━━━

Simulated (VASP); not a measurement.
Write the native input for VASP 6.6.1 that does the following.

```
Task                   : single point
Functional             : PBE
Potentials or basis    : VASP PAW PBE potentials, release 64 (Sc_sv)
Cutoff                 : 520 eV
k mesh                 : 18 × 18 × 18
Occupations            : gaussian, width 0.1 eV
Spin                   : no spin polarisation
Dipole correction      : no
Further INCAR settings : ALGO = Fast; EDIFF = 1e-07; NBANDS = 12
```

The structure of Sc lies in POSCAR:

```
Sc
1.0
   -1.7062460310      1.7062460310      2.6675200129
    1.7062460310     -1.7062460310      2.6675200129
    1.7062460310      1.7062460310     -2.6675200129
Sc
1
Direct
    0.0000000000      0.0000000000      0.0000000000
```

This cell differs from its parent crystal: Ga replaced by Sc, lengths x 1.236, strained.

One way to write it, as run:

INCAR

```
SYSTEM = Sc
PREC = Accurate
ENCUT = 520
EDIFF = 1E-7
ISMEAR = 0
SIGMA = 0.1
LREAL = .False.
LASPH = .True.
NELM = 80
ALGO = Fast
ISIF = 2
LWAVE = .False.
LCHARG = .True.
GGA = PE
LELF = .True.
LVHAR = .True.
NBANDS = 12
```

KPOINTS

━━━

Brief.
Word for word, set down all of the material.

Answer area.
Simulated (VASP); not a measurement.
Write the native input for VASP 6.6.1 that does the following.

```
Task                   : single point
Functional             : PBE
Potentials or basis    : VASP PAW PBE potentials, release 64 (Sc_sv)
Cutoff                 : 520 eV
k mesh                 : 18 × 18 × 18
Occupations            : gaussian, width 0.1 eV
Spin                   : no spin polarisation
Dipole correction      : no
Further INCAR settings : ALGO = Fast; EDIFF = 1e-07; NBANDS = 12
```

The structure of Sc lies in POSCAR:

```
Sc
1.0
   -1.7062460310      1.7062460310      2.6675200129
    1.7062460310     -1.7062460310      2.6675200129
    1.7062460310      1.7062460310     -2.6675200129
Sc
1
Direct
    0.0000000000      0.0000000000      0.0000000000
```

This cell differs from its parent crystal: Ga replaced by Sc, lengths x 1.236, strained.

One way to write it, as run:

INCAR

```
SYSTEM = Sc
PREC = Accurate
ENCUT = 520
EDIFF = 1E-7
ISMEAR = 0
SIGMA = 0.1
LREAL = .False.
LASPH = .True.
NELM = 80
ALGO = Fast
ISIF = 2
LWAVE = .False.
LCHARG = .True.
GGA = PE
LELF = .True.
LVHAR = .True.
NBANDS = 12
```

KPOINTS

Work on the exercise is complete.